◆ **Work request**
The task calls for every line of the data to be repeated exactly.

Start of Supplied information

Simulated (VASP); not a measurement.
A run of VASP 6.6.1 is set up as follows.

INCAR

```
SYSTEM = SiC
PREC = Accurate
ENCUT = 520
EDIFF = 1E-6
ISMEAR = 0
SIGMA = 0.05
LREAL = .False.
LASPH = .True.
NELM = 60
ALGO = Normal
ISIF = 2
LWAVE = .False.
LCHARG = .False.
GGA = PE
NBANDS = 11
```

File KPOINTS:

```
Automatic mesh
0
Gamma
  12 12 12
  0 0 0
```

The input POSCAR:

End of Supplied information

◆ **Worked solution**
Simulated (VASP); not a measurement.
A run of VASP 6.6.1 is set up as follows.

INCAR

```
SYSTEM = SiC
PREC = Accurate
ENCUT = 520
EDIFF = 1E-6
ISMEAR = 0
SIGMA = 0.05
LREAL = .False.
LASPH = .True.
NELM = 60
ALGO = Normal
ISIF = 2
LWAVE = .False.
LCHARG = .False.
GGA = PE
NBANDS = 11
```

File KPOINTS:

```
Automatic mesh
0
Gamma
  12 12 12
  0 0 0
```

The input POSCAR:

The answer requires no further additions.